## DATA EXCERPTS:
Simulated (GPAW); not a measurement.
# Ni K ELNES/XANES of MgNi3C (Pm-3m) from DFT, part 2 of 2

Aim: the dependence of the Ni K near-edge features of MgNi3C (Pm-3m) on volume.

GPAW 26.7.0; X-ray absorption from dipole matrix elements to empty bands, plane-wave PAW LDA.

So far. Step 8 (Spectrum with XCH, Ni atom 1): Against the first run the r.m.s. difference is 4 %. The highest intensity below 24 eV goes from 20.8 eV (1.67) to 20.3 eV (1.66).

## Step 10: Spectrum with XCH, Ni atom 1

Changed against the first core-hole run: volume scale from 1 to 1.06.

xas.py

## ASSIGNMENT:
Beginning with the line that has "Aim: the dependence" and ending with the line that has "Changed against the", set down the lines above exactly and include no others.

## ANSWER AREA:
Aim: the dependence of the Ni K near-edge features of MgNi3C (Pm-3m) on volume.

GPAW 26.7.0; X-ray absorption from dipole matrix elements to empty bands, plane-wave PAW LDA.

So far. Step 8 (Spectrum with XCH, Ni atom 1): Against the first run the r.m.s. difference is 4 %. The highest intensity below 24 eV goes from 20.8 eV (1.67) to 20.3 eV (1.66).

## Step 10: Spectrum with XCH, Ni atom 1

Changed against the first core-hole run: volume scale from 1 to 1.06.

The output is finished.